┌─ Information

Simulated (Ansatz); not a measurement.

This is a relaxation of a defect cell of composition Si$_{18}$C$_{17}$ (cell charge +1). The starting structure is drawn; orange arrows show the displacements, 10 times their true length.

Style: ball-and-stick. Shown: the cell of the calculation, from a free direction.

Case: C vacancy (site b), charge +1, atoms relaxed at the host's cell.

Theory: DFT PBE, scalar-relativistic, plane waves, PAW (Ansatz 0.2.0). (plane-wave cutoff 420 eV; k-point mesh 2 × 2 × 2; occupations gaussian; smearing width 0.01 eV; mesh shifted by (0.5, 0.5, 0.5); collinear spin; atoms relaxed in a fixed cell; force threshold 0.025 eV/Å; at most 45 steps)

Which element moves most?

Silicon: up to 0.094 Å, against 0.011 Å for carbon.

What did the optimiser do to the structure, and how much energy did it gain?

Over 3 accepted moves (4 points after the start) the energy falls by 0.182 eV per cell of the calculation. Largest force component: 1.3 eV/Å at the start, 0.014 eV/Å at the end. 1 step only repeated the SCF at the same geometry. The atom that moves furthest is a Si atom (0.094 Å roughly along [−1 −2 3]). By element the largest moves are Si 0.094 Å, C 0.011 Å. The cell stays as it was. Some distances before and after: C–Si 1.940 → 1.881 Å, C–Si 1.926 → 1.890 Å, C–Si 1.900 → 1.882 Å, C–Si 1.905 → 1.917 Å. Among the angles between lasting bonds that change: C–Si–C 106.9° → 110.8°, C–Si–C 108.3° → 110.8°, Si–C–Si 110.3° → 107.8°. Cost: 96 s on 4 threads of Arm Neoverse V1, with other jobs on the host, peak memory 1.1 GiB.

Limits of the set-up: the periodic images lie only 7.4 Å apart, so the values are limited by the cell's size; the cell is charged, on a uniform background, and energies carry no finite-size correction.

└─

§ Work item
When the line with "Silicon: up to" is reached in the data above, start copying there, and copy each line exactly until the line with "Over 3 accepted" has been copied; copy nothing else.

§ Solution
Silicon: up to 0.094 Å, against 0.011 Å for carbon.

What did the optimiser do to the structure, and how much energy did it gain?

Over 3 accepted moves (4 points after the start) the energy falls by 0.182 eV per cell of the calculation. Largest force component: 1.3 eV/Å at the start, 0.014 eV/Å at the end. 1 step only repeated the SCF at the same geometry. The atom that moves furthest is a Si atom (0.094 Å roughly along [−1 −2 3]). By element the largest moves are Si 0.094 Å, C 0.011 Å. The cell stays as it was. Some distances before and after: C–Si 1.940 → 1.881 Å, C–Si 1.926 → 1.890 Å, C–Si 1.900 → 1.882 Å, C–Si 1.905 → 1.917 Å. Among the angles between lasting bonds that change: C–Si–C 106.9° → 110.8°, C–Si–C 108.3° → 110.8°, Si–C–Si 110.3° → 107.8°. Cost: 96 s on 4 threads of Arm Neoverse V1, with other jobs on the host, peak memory 1.1 GiB.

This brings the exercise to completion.